------------------------------------------------------------
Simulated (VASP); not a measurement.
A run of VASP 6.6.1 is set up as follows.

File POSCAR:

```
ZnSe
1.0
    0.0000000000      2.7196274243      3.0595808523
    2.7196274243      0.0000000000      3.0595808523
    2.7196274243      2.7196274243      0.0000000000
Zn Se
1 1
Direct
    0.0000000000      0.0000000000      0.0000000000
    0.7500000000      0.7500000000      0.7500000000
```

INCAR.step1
------------------------------------------------------------

- Work item
The data above should be output exactly, with each line intact.

- Solution
Simulated (VASP); not a measurement.
A run of VASP 6.6.1 is set up as follows.

File POSCAR:

```
ZnSe
1.0
    0.0000000000      2.7196274243      3.0595808523
    2.7196274243      0.0000000000      3.0595808523
    2.7196274243      2.7196274243      0.0000000000
Zn Se
1 1
Direct
    0.0000000000      0.0000000000      0.0000000000
    0.7500000000      0.7500000000      0.7500000000
```

INCAR.step1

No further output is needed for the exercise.